_WORK ORDER_
Set down the entries once more, exactly as they are written.

_SUPPLIED DATA_
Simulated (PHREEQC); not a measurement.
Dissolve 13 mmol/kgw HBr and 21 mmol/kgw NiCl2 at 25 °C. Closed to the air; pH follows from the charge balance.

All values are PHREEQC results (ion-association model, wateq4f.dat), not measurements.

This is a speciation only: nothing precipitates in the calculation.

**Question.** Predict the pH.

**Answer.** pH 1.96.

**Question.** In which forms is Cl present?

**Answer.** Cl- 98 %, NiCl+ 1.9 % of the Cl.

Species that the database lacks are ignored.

_TASK RESPONSE_
Simulated (PHREEQC); not a measurement.
Dissolve 13 mmol/kgw HBr and 21 mmol/kgw NiCl2 at 25 °C. Closed to the air; pH follows from the charge balance.

All values are PHREEQC results (ion-association model, wateq4f.dat), not measurements.

This is a speciation only: nothing precipitates in the calculation.

**Question.** Predict the pH.

**Answer.** pH 1.96.

**Question.** In which forms is Cl present?

**Answer.** Cl- 98 %, NiCl+ 1.9 % of the Cl.

Species that the database lacks are ignored.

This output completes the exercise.